Dataset section start
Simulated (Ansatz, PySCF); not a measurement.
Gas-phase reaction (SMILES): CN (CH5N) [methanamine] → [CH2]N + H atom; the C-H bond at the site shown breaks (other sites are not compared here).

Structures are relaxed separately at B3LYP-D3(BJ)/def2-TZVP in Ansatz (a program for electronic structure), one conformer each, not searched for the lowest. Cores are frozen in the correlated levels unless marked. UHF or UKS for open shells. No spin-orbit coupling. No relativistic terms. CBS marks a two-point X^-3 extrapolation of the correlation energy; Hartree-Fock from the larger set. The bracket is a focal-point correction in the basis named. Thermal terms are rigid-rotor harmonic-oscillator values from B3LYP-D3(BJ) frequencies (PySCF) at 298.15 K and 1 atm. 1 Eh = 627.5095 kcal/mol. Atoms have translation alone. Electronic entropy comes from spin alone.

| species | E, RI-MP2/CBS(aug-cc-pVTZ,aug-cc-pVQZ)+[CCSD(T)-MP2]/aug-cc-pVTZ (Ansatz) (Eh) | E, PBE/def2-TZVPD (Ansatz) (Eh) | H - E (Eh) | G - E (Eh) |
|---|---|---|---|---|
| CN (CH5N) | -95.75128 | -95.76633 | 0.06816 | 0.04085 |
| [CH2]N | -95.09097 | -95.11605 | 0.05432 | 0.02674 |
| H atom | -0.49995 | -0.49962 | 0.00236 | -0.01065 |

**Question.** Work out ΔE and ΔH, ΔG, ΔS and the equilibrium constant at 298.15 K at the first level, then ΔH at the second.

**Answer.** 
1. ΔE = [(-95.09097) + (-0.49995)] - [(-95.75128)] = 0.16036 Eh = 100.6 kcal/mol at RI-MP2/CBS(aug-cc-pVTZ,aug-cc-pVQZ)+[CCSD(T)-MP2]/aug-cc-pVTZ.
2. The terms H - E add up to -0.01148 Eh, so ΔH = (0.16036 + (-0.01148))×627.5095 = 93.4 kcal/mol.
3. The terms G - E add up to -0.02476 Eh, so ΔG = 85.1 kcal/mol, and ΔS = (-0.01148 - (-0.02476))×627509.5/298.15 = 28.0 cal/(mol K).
Dataset section end

Exercise:
The required output is the set of lines from the first line of the data through the line that contains "2. The terms", transcribed exactly.

Task answer:
Simulated (Ansatz, PySCF); not a measurement.
Gas-phase reaction (SMILES): CN (CH5N) [methanamine] → [CH2]N + H atom; the C-H bond at the site shown breaks (other sites are not compared here).

Structures are relaxed separately at B3LYP-D3(BJ)/def2-TZVP in Ansatz (a program for electronic structure), one conformer each, not searched for the lowest. Cores are frozen in the correlated levels unless marked. UHF or UKS for open shells. No spin-orbit coupling. No relativistic terms. CBS marks a two-point X^-3 extrapolation of the correlation energy; Hartree-Fock from the larger set. The bracket is a focal-point correction in the basis named. Thermal terms are rigid-rotor harmonic-oscillator values from B3LYP-D3(BJ) frequencies (PySCF) at 298.15 K and 1 atm. 1 Eh = 627.5095 kcal/mol. Atoms have translation alone. Electronic entropy comes from spin alone.

| species | E, RI-MP2/CBS(aug-cc-pVTZ,aug-cc-pVQZ)+[CCSD(T)-MP2]/aug-cc-pVTZ (Ansatz) (Eh) | E, PBE/def2-TZVPD (Ansatz) (Eh) | H - E (Eh) | G - E (Eh) |
|---|---|---|---|---|
| CN (CH5N) | -95.75128 | -95.76633 | 0.06816 | 0.04085 |
| [CH2]N | -95.09097 | -95.11605 | 0.05432 | 0.02674 |
| H atom | -0.49995 | -0.49962 | 0.00236 | -0.01065 |

**Question.** Work out ΔE and ΔH, ΔG, ΔS and the equilibrium constant at 298.15 K at the first level, then ΔH at the second.

**Answer.** 
1. ΔE = [(-95.09097) + (-0.49995)] - [(-95.75128)] = 0.16036 Eh = 100.6 kcal/mol at RI-MP2/CBS(aug-cc-pVTZ,aug-cc-pVQZ)+[CCSD(T)-MP2]/aug-cc-pVTZ.
2. The terms H - E add up to -0.01148 Eh, so ΔH = (0.16036 + (-0.01148))×627.5095 = 93.4 kcal/mol.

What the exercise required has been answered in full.